### WORK REQUEST
What is needed is an exact retyping of the records below, from the first line through the line that contains "For O1: PQ = 12.33".

LISTED ENTRIES: Begin

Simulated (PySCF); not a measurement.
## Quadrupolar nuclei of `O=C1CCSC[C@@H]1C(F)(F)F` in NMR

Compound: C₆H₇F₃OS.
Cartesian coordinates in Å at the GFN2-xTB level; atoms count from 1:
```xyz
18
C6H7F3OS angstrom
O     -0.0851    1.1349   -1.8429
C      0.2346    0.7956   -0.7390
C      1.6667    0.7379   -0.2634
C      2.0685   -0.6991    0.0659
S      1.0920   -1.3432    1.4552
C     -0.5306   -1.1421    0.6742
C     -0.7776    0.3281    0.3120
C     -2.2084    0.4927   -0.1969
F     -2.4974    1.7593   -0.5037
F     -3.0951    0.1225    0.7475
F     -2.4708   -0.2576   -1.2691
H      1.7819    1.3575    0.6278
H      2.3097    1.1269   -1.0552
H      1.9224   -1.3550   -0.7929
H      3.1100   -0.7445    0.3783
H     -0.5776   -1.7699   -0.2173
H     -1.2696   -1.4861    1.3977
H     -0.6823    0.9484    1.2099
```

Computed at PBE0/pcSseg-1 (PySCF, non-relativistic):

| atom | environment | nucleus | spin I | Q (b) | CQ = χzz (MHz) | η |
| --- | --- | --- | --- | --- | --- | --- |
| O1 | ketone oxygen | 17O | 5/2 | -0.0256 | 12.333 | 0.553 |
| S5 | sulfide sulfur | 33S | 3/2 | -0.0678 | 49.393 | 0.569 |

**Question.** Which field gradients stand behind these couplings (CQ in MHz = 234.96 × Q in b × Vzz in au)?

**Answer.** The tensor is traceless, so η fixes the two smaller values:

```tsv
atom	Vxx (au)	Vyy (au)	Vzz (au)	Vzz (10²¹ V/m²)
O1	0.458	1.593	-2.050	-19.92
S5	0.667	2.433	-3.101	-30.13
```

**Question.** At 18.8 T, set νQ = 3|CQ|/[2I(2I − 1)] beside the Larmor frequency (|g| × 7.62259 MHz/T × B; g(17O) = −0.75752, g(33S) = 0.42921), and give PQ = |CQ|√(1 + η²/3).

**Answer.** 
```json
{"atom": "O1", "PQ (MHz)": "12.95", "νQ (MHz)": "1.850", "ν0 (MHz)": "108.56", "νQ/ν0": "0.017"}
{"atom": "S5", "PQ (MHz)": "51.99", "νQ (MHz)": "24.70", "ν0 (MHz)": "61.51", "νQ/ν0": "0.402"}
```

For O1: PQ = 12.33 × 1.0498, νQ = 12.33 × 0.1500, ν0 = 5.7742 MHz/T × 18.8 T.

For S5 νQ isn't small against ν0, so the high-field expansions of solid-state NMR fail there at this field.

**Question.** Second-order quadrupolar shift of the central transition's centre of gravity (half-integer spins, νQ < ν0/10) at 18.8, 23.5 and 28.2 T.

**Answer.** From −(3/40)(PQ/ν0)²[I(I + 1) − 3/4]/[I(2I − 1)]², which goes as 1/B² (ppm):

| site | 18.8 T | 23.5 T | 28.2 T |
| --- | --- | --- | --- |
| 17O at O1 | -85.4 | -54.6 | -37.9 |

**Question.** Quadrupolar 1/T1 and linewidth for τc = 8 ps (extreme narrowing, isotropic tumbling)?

LISTED ENTRIES: End

### ANSWER SPACE
Simulated (PySCF); not a measurement.
## Quadrupolar nuclei of `O=C1CCSC[C@@H]1C(F)(F)F` in NMR

Compound: C₆H₇F₃OS.
Cartesian coordinates in Å at the GFN2-xTB level; atoms count from 1:
```xyz
18
C6H7F3OS angstrom
O     -0.0851    1.1349   -1.8429
C      0.2346    0.7956   -0.7390
C      1.6667    0.7379   -0.2634
C      2.0685   -0.6991    0.0659
S      1.0920   -1.3432    1.4552
C     -0.5306   -1.1421    0.6742
C     -0.7776    0.3281    0.3120
C     -2.2084    0.4927   -0.1969
F     -2.4974    1.7593   -0.5037
F     -3.0951    0.1225    0.7475
F     -2.4708   -0.2576   -1.2691
H      1.7819    1.3575    0.6278
H      2.3097    1.1269   -1.0552
H      1.9224   -1.3550   -0.7929
H      3.1100   -0.7445    0.3783
H     -0.5776   -1.7699   -0.2173
H     -1.2696   -1.4861    1.3977
H     -0.6823    0.9484    1.2099
```

Computed at PBE0/pcSseg-1 (PySCF, non-relativistic):

| atom | environment | nucleus | spin I | Q (b) | CQ = χzz (MHz) | η |
| --- | --- | --- | --- | --- | --- | --- |
| O1 | ketone oxygen | 17O | 5/2 | -0.0256 | 12.333 | 0.553 |
| S5 | sulfide sulfur | 33S | 3/2 | -0.0678 | 49.393 | 0.569 |

**Question.** Which field gradients stand behind these couplings (CQ in MHz = 234.96 × Q in b × Vzz in au)?

**Answer.** The tensor is traceless, so η fixes the two smaller values:

```tsv
atom	Vxx (au)	Vyy (au)	Vzz (au)	Vzz (10²¹ V/m²)
O1	0.458	1.593	-2.050	-19.92
S5	0.667	2.433	-3.101	-30.13
```

**Question.** At 18.8 T, set νQ = 3|CQ|/[2I(2I − 1)] beside the Larmor frequency (|g| × 7.62259 MHz/T × B; g(17O) = −0.75752, g(33S) = 0.42921), and give PQ = |CQ|√(1 + η²/3).

**Answer.** 
```json
{"atom": "O1", "PQ (MHz)": "12.95", "νQ (MHz)": "1.850", "ν0 (MHz)": "108.56", "νQ/ν0": "0.017"}
{"atom": "S5", "PQ (MHz)": "51.99", "νQ (MHz)": "24.70", "ν0 (MHz)": "61.51", "νQ/ν0": "0.402"}
```

For O1: PQ = 12.33 × 1.0498, νQ = 12.33 × 0.1500, ν0 = 5.7742 MHz/T × 18.8 T.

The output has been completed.